GIVEN DATA
★ ★ ★ ★ ★ ★ ★

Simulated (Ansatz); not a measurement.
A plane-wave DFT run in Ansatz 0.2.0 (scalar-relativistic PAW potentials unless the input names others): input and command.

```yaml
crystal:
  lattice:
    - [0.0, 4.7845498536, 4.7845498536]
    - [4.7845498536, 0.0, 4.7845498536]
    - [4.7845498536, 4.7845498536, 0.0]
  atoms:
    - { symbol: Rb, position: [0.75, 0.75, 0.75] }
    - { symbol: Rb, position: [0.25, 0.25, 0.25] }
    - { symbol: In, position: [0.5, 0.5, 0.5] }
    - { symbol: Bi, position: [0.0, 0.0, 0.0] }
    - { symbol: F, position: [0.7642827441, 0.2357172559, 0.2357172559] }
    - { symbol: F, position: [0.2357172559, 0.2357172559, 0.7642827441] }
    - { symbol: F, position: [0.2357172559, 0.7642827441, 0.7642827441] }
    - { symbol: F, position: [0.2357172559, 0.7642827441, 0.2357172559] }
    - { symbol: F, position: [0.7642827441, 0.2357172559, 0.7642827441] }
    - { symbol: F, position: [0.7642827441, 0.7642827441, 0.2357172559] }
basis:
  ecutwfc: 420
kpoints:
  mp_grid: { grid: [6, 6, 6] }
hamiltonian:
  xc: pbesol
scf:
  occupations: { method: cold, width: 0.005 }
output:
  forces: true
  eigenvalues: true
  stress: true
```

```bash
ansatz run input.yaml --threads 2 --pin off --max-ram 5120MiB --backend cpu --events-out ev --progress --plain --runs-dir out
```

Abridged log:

★ ★ ★ ★ ★ ★ ★

BRIEF
Transcription of all the material must be exact.

ANSWER SPACE
Simulated (Ansatz); not a measurement.
A plane-wave DFT run in Ansatz 0.2.0 (scalar-relativistic PAW potentials unless the input names others): input and command.

```yaml
crystal:
  lattice:
    - [0.0, 4.7845498536, 4.7845498536]
    - [4.7845498536, 0.0, 4.7845498536]
    - [4.7845498536, 4.7845498536, 0.0]
  atoms:
    - { symbol: Rb, position: [0.75, 0.75, 0.75] }
    - { symbol: Rb, position: [0.25, 0.25, 0.25] }
    - { symbol: In, position: [0.5, 0.5, 0.5] }
    - { symbol: Bi, position: [0.0, 0.0, 0.0] }
    - { symbol: F, position: [0.7642827441, 0.2357172559, 0.2357172559] }
    - { symbol: F, position: [0.2357172559, 0.2357172559, 0.7642827441] }
    - { symbol: F, position: [0.2357172559, 0.7642827441, 0.7642827441] }
    - { symbol: F, position: [0.2357172559, 0.7642827441, 0.2357172559] }
    - { symbol: F, position: [0.7642827441, 0.2357172559, 0.7642827441] }
    - { symbol: F, position: [0.7642827441, 0.7642827441, 0.2357172559] }
basis:
  ecutwfc: 420
kpoints:
  mp_grid: { grid: [6, 6, 6] }
hamiltonian:
  xc: pbesol
scf:
  occupations: { method: cold, width: 0.005 }
output:
  forces: true
  eigenvalues: true
  stress: true
```

```bash
ansatz run input.yaml --threads 2 --pin off --max-ram 5120MiB --backend cpu --events-out ev --progress --plain --runs-dir out
```

Abridged log:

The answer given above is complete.